• _Assigned task_:
Extract precisely the lines of the entries below, from the first line through the line containing "### Step 1. Where the work starts".

══ Given entries

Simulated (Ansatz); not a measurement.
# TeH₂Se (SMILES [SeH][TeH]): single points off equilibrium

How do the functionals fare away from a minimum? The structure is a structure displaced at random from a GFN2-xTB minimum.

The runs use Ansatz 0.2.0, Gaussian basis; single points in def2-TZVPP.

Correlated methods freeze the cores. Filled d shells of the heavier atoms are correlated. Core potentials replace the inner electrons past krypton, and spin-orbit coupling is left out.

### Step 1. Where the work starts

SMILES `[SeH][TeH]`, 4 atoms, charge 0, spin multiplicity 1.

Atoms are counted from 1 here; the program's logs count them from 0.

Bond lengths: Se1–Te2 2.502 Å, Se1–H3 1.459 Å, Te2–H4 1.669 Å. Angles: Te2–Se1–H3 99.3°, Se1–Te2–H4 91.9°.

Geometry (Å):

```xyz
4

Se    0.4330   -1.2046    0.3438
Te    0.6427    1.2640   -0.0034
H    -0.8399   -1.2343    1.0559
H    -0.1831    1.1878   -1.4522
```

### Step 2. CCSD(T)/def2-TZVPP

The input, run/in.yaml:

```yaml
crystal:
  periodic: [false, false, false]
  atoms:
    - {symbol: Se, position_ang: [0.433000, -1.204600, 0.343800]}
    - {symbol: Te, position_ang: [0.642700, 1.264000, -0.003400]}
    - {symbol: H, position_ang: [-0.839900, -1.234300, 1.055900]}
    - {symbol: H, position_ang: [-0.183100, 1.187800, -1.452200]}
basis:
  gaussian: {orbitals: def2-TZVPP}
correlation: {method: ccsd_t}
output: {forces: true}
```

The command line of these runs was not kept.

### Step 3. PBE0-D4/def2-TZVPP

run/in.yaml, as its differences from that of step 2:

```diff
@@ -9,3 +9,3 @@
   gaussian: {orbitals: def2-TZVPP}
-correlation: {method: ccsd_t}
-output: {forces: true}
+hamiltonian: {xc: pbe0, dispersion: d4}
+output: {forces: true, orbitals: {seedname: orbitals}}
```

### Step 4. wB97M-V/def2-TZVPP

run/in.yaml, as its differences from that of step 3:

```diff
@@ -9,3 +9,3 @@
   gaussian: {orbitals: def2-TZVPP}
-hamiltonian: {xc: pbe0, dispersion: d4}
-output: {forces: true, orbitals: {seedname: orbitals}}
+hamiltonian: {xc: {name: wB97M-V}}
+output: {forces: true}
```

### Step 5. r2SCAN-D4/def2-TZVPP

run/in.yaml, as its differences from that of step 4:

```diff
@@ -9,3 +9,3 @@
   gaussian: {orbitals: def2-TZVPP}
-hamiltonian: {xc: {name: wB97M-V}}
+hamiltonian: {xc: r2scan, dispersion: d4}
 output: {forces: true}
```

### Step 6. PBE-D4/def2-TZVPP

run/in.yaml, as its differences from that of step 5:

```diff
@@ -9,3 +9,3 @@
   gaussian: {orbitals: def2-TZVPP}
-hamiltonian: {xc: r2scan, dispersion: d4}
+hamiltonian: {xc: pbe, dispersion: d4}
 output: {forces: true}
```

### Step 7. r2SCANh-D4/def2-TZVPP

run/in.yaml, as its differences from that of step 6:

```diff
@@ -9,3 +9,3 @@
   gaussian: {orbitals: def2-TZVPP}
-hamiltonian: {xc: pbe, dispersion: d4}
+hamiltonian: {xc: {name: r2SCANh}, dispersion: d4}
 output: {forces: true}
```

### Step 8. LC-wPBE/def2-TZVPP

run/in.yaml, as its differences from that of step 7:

════

• _Worked solution_:
Simulated (Ansatz); not a measurement.
# TeH₂Se (SMILES [SeH][TeH]): single points off equilibrium

How do the functionals fare away from a minimum? The structure is a structure displaced at random from a GFN2-xTB minimum.

The runs use Ansatz 0.2.0, Gaussian basis; single points in def2-TZVPP.

Correlated methods freeze the cores. Filled d shells of the heavier atoms are correlated. Core potentials replace the inner electrons past krypton, and spin-orbit coupling is left out.

### Step 1. Where the work starts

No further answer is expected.